_WORK TASK:_ Word for word, the records below are to be set down again.

────────────────────────────────────────
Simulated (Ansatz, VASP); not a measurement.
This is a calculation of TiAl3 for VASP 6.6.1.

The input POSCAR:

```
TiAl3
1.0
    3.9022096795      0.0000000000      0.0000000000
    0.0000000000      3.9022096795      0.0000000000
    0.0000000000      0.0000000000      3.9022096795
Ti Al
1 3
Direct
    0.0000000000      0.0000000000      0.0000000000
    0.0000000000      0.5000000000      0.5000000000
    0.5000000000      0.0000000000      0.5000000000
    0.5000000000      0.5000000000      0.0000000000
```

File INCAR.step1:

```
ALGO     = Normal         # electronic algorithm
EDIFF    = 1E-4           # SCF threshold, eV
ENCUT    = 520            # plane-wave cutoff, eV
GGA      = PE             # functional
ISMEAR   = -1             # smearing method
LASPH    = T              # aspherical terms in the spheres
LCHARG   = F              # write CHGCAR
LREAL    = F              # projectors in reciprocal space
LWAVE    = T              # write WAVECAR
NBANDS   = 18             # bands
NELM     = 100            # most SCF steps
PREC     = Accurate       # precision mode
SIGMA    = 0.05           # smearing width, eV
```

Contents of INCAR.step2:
────────────────────────────────────────

_RESPONSE:_
Simulated (Ansatz, VASP); not a measurement.
This is a calculation of TiAl3 for VASP 6.6.1.

The input POSCAR:

```
TiAl3
1.0
    3.9022096795      0.0000000000      0.0000000000
    0.0000000000      3.9022096795      0.0000000000
    0.0000000000      0.0000000000      3.9022096795
Ti Al
1 3
Direct
    0.0000000000      0.0000000000      0.0000000000
    0.0000000000      0.5000000000      0.5000000000
    0.5000000000      0.0000000000      0.5000000000
    0.5000000000      0.5000000000      0.0000000000
```

File INCAR.step1:

```
ALGO     = Normal         # electronic algorithm
EDIFF    = 1E-4           # SCF threshold, eV
ENCUT    = 520            # plane-wave cutoff, eV
GGA      = PE             # functional
ISMEAR   = -1             # smearing method
LASPH    = T              # aspherical terms in the spheres
LCHARG   = F              # write CHGCAR
LREAL    = F              # projectors in reciprocal space
LWAVE    = T              # write WAVECAR
NBANDS   = 18             # bands
NELM     = 100            # most SCF steps
PREC     = Accurate       # precision mode
SIGMA    = 0.05           # smearing width, eV
```

Contents of INCAR.step2:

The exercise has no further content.